The answer is the full set of records below, transcribed exactly.

Information shown: Begin
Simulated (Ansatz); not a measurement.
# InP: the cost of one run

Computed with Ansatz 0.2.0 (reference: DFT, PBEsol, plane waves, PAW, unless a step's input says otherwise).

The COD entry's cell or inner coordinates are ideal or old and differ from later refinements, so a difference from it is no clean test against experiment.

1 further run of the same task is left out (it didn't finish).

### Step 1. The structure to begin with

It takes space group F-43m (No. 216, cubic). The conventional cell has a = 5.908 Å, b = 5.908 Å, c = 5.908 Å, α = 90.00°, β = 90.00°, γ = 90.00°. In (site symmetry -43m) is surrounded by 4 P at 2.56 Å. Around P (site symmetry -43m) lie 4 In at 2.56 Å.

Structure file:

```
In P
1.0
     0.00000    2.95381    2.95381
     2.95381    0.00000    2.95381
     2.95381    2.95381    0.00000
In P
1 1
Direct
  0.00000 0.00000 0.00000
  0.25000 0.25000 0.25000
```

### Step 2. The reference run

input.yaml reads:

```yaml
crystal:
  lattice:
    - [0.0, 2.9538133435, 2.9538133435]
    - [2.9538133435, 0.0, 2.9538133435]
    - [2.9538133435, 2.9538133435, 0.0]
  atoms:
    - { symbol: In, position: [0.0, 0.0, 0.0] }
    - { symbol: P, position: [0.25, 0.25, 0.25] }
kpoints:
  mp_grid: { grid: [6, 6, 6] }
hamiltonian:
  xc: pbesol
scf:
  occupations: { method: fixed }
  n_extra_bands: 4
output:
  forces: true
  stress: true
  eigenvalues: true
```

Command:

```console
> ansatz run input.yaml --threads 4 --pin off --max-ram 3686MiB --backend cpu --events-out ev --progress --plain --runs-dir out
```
Information shown: End

(Problem solution)
Simulated (Ansatz); not a measurement.
# InP: the cost of one run

Computed with Ansatz 0.2.0 (reference: DFT, PBEsol, plane waves, PAW, unless a step's input says otherwise).

The COD entry's cell or inner coordinates are ideal or old and differ from later refinements, so a difference from it is no clean test against experiment.

1 further run of the same task is left out (it didn't finish).

### Step 1. The structure to begin with

It takes space group F-43m (No. 216, cubic). The conventional cell has a = 5.908 Å, b = 5.908 Å, c = 5.908 Å, α = 90.00°, β = 90.00°, γ = 90.00°. In (site symmetry -43m) is surrounded by 4 P at 2.56 Å. Around P (site symmetry -43m) lie 4 In at 2.56 Å.

Structure file:

```
In P
1.0
     0.00000    2.95381    2.95381
     2.95381    0.00000    2.95381
     2.95381    2.95381    0.00000
In P
1 1
Direct
  0.00000 0.00000 0.00000
  0.25000 0.25000 0.25000
```

### Step 2. The reference run

input.yaml reads:

```yaml
crystal:
  lattice:
    - [0.0, 2.9538133435, 2.9538133435]
    - [2.9538133435, 0.0, 2.9538133435]
    - [2.9538133435, 2.9538133435, 0.0]
  atoms:
    - { symbol: In, position: [0.0, 0.0, 0.0] }
    - { symbol: P, position: [0.25, 0.25, 0.25] }
kpoints:
  mp_grid: { grid: [6, 6, 6] }
hamiltonian:
  xc: pbesol
scf:
  occupations: { method: fixed }
  n_extra_bands: 4
output:
  forces: true
  stress: true
  eigenvalues: true
```

Command:

```console
> ansatz run input.yaml --threads 4 --pin off --max-ram 3686MiB --backend cpu --events-out ev --progress --plain --runs-dir out
```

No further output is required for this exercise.